Action item –
Reproduce the entries in full, with no changes.

Data for analysis –
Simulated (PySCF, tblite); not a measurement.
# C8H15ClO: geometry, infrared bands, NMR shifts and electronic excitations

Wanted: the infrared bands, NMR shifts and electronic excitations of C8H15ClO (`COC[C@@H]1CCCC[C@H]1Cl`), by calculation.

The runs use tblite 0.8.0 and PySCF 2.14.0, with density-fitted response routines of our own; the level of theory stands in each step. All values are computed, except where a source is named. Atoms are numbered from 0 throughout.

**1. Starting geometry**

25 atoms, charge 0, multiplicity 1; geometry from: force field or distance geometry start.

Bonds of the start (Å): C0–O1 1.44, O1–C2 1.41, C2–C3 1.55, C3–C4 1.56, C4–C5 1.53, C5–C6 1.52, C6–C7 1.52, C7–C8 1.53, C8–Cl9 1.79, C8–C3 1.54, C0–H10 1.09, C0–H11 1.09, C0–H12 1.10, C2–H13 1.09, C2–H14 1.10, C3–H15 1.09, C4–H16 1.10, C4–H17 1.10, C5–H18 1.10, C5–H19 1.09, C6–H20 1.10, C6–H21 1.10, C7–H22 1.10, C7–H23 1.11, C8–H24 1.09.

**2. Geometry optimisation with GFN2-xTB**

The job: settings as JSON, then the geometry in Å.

Task solution –
Simulated (PySCF, tblite); not a measurement.
# C8H15ClO: geometry, infrared bands, NMR shifts and electronic excitations

Wanted: the infrared bands, NMR shifts and electronic excitations of C8H15ClO (`COC[C@@H]1CCCC[C@H]1Cl`), by calculation.

The runs use tblite 0.8.0 and PySCF 2.14.0, with density-fitted response routines of our own; the level of theory stands in each step. All values are computed, except where a source is named. Atoms are numbered from 0 throughout.

**1. Starting geometry**

25 atoms, charge 0, multiplicity 1; geometry from: force field or distance geometry start.

Bonds of the start (Å): C0–O1 1.44, O1–C2 1.41, C2–C3 1.55, C3–C4 1.56, C4–C5 1.53, C5–C6 1.52, C6–C7 1.52, C7–C8 1.53, C8–Cl9 1.79, C8–C3 1.54, C0–H10 1.09, C0–H11 1.09, C0–H12 1.10, C2–H13 1.09, C2–H14 1.10, C3–H15 1.09, C4–H16 1.10, C4–H17 1.10, C5–H18 1.10, C5–H19 1.09, C6–H20 1.10, C6–H21 1.10, C7–H22 1.10, C7–H23 1.11, C8–H24 1.09.

**2. Geometry optimisation with GFN2-xTB**

The job: settings as JSON, then the geometry in Å.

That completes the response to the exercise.